* Assignment
For the entries below, repeat exactly each line starting with the one that contains "The closed-shell SCF" and going on through the one that contains "Question: Over all", and no others.

BEGIN Records provided

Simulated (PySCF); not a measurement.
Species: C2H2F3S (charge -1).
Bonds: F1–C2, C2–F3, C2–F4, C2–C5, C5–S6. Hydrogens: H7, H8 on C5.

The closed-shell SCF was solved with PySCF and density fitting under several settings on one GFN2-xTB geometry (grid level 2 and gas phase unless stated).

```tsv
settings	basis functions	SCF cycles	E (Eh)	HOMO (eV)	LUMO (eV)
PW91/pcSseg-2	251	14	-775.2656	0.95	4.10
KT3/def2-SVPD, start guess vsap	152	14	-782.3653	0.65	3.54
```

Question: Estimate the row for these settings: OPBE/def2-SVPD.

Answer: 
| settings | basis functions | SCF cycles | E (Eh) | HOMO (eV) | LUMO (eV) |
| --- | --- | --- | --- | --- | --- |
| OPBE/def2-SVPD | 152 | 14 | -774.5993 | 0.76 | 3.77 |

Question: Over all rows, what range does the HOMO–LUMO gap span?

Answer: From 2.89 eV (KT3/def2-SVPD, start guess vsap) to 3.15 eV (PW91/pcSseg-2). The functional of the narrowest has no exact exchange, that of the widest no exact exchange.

END Records provided

* Task answer
The closed-shell SCF was solved with PySCF and density fitting under several settings on one GFN2-xTB geometry (grid level 2 and gas phase unless stated).

```tsv
settings	basis functions	SCF cycles	E (Eh)	HOMO (eV)	LUMO (eV)
PW91/pcSseg-2	251	14	-775.2656	0.95	4.10
KT3/def2-SVPD, start guess vsap	152	14	-782.3653	0.65	3.54
```

Question: Estimate the row for these settings: OPBE/def2-SVPD.

Answer: 
| settings | basis functions | SCF cycles | E (Eh) | HOMO (eV) | LUMO (eV) |
| --- | --- | --- | --- | --- | --- |
| OPBE/def2-SVPD | 152 | 14 | -774.5993 | 0.76 | 3.77 |

Question: Over all rows, what range does the HOMO–LUMO gap span?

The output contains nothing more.